Repeat the first line of the listing and each line after it, exactly, through the line containing "A: Fd-3m (No. 227).".

Supplied records
###
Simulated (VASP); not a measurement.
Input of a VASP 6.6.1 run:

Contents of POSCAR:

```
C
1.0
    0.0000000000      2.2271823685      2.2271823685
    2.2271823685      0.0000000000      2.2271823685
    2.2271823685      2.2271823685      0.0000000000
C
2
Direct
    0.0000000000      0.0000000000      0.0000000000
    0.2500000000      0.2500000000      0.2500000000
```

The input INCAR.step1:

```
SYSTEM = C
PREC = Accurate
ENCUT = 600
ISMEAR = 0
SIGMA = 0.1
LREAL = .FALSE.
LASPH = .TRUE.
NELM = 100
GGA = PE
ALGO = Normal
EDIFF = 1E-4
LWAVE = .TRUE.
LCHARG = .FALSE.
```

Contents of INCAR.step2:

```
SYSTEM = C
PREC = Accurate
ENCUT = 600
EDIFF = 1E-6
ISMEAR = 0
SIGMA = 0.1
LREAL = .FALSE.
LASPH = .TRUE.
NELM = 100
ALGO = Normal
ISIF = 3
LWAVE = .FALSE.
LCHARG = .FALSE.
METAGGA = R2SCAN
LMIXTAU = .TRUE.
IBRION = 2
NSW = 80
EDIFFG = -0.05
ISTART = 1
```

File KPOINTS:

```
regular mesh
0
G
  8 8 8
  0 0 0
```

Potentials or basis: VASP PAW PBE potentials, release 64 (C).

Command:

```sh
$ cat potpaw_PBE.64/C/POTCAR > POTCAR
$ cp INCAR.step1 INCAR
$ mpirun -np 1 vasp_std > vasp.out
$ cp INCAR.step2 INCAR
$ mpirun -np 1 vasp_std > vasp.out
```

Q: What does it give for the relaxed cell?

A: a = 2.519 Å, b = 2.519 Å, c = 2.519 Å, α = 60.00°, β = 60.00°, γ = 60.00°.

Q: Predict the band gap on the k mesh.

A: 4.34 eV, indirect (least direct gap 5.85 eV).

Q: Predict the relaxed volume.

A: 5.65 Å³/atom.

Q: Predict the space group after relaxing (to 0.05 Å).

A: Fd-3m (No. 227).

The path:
###

Written response
Simulated (VASP); not a measurement.
Input of a VASP 6.6.1 run:

Contents of POSCAR:

```
C
1.0
    0.0000000000      2.2271823685      2.2271823685
    2.2271823685      0.0000000000      2.2271823685
    2.2271823685      2.2271823685      0.0000000000
C
2
Direct
    0.0000000000      0.0000000000      0.0000000000
    0.2500000000      0.2500000000      0.2500000000
```

The input INCAR.step1:

```
SYSTEM = C
PREC = Accurate
ENCUT = 600
ISMEAR = 0
SIGMA = 0.1
LREAL = .FALSE.
LASPH = .TRUE.
NELM = 100
GGA = PE
ALGO = Normal
EDIFF = 1E-4
LWAVE = .TRUE.
LCHARG = .FALSE.
```

Contents of INCAR.step2:

```
SYSTEM = C
PREC = Accurate
ENCUT = 600
EDIFF = 1E-6
ISMEAR = 0
SIGMA = 0.1
LREAL = .FALSE.
LASPH = .TRUE.
NELM = 100
ALGO = Normal
ISIF = 3
LWAVE = .FALSE.
LCHARG = .FALSE.
METAGGA = R2SCAN
LMIXTAU = .TRUE.
IBRION = 2
NSW = 80
EDIFFG = -0.05
ISTART = 1
```

File KPOINTS:

```
regular mesh
0
G
  8 8 8
  0 0 0
```

Potentials or basis: VASP PAW PBE potentials, release 64 (C).

Command:

```sh
$ cat potpaw_PBE.64/C/POTCAR > POTCAR
$ cp INCAR.step1 INCAR
$ mpirun -np 1 vasp_std > vasp.out
$ cp INCAR.step2 INCAR
$ mpirun -np 1 vasp_std > vasp.out
```

Q: What does it give for the relaxed cell?

A: a = 2.519 Å, b = 2.519 Å, c = 2.519 Å, α = 60.00°, β = 60.00°, γ = 60.00°.

Q: Predict the band gap on the k mesh.

A: 4.34 eV, indirect (least direct gap 5.85 eV).

Q: Predict the relaxed volume.

A: 5.65 Å³/atom.

Q: Predict the space group after relaxing (to 0.05 Å).

A: Fd-3m (No. 227).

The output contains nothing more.